Exercise – Once you have read the entries below, write them all out again exactly.

Extracted entries –

□ □ □

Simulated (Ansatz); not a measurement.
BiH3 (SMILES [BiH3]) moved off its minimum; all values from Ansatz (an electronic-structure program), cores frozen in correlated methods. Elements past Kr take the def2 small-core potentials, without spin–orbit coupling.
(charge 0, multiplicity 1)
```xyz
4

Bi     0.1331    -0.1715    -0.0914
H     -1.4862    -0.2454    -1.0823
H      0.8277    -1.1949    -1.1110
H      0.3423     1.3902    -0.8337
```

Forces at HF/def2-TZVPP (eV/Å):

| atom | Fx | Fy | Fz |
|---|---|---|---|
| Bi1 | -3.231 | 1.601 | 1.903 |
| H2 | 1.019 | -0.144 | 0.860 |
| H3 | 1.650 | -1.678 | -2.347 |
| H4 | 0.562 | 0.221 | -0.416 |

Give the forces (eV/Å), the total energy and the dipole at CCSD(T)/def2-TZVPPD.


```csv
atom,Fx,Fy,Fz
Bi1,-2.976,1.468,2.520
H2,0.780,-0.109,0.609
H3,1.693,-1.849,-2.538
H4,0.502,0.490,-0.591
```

□ □ □

Answer space –
Simulated (Ansatz); not a measurement.
BiH3 (SMILES [BiH3]) moved off its minimum; all values from Ansatz (an electronic-structure program), cores frozen in correlated methods. Elements past Kr take the def2 small-core potentials, without spin–orbit coupling.
(charge 0, multiplicity 1)
```xyz
4

Bi     0.1331    -0.1715    -0.0914
H     -1.4862    -0.2454    -1.0823
H      0.8277    -1.1949    -1.1110
H      0.3423     1.3902    -0.8337
```

Forces at HF/def2-TZVPP (eV/Å):

| atom | Fx | Fy | Fz |
|---|---|---|---|
| Bi1 | -3.231 | 1.601 | 1.903 |
| H2 | 1.019 | -0.144 | 0.860 |
| H3 | 1.650 | -1.678 | -2.347 |
| H4 | 0.562 | 0.221 | -0.416 |

Give the forces (eV/Å), the total energy and the dipole at CCSD(T)/def2-TZVPPD.


```csv
atom,Fx,Fy,Fz
Bi1,-2.976,1.468,2.520
H2,0.780,-0.109,0.609
H3,1.693,-1.849,-2.538
H4,0.502,0.490,-0.591
```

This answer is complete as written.